Please copy out the entries below exactly, beginning with the line that contains "- The grid has" and ending with the line that contains "### Which space", and include nothing outside that span.

Data: Begin

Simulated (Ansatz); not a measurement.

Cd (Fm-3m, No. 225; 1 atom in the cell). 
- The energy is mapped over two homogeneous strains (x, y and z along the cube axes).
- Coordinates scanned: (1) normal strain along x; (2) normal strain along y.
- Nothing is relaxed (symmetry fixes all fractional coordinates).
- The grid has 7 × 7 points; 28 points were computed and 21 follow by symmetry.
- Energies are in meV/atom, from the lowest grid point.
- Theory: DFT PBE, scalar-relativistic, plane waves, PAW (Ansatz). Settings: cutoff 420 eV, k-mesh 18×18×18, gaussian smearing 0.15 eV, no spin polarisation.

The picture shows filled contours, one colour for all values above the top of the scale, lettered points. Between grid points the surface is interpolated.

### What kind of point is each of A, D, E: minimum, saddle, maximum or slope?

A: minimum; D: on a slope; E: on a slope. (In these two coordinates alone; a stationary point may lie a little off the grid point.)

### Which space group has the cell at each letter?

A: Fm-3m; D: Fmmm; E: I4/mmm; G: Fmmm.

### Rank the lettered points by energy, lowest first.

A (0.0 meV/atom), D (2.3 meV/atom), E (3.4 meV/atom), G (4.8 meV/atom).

Data: End

Expected answer
- The grid has 7 × 7 points; 28 points were computed and 21 follow by symmetry.
- Energies are in meV/atom, from the lowest grid point.
- Theory: DFT PBE, scalar-relativistic, plane waves, PAW (Ansatz). Settings: cutoff 420 eV, k-mesh 18×18×18, gaussian smearing 0.15 eV, no spin polarisation.

The picture shows filled contours, one colour for all values above the top of the scale, lettered points. Between grid points the surface is interpolated.

### What kind of point is each of A, D, E: minimum, saddle, maximum or slope?

A: minimum; D: on a slope; E: on a slope. (In these two coordinates alone; a stationary point may lie a little off the grid point.)

### Which space group has the cell at each letter?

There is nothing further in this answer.